[WORK TASK]
Every record must be copied exactly.

[PROVIDED DATA]
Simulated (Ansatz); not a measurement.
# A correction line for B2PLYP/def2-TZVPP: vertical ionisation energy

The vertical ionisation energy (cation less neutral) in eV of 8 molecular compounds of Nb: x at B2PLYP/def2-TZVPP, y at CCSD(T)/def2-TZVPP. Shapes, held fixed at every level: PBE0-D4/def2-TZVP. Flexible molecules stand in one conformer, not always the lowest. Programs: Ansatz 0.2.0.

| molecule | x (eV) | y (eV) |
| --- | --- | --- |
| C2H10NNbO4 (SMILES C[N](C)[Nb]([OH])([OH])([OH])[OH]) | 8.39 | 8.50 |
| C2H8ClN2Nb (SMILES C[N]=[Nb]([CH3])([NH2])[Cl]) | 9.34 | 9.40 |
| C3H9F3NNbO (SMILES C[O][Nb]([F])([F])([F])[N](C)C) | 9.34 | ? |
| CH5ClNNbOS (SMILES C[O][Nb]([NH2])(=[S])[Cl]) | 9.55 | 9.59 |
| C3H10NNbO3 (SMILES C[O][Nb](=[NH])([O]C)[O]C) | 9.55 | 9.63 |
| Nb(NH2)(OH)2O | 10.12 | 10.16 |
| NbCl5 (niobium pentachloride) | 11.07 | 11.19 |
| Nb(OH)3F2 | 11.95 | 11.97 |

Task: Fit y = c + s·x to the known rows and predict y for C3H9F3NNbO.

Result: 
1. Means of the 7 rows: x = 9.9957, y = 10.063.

[TASK RESULT]
Simulated (Ansatz); not a measurement.
# A correction line for B2PLYP/def2-TZVPP: vertical ionisation energy

The vertical ionisation energy (cation less neutral) in eV of 8 molecular compounds of Nb: x at B2PLYP/def2-TZVPP, y at CCSD(T)/def2-TZVPP. Shapes, held fixed at every level: PBE0-D4/def2-TZVP. Flexible molecules stand in one conformer, not always the lowest. Programs: Ansatz 0.2.0.

| molecule | x (eV) | y (eV) |
| --- | --- | --- |
| C2H10NNbO4 (SMILES C[N](C)[Nb]([OH])([OH])([OH])[OH]) | 8.39 | 8.50 |
| C2H8ClN2Nb (SMILES C[N]=[Nb]([CH3])([NH2])[Cl]) | 9.34 | 9.40 |
| C3H9F3NNbO (SMILES C[O][Nb]([F])([F])([F])[N](C)C) | 9.34 | ? |
| CH5ClNNbOS (SMILES C[O][Nb]([NH2])(=[S])[Cl]) | 9.55 | 9.59 |
| C3H10NNbO3 (SMILES C[O][Nb](=[NH])([O]C)[O]C) | 9.55 | 9.63 |
| Nb(NH2)(OH)2O | 10.12 | 10.16 |
| NbCl5 (niobium pentachloride) | 11.07 | 11.19 |
| Nb(OH)3F2 | 11.95 | 11.97 |

Task: Fit y = c + s·x to the known rows and predict y for C3H9F3NNbO.

Result: 
1. Means of the 7 rows: x = 9.9957, y = 10.063.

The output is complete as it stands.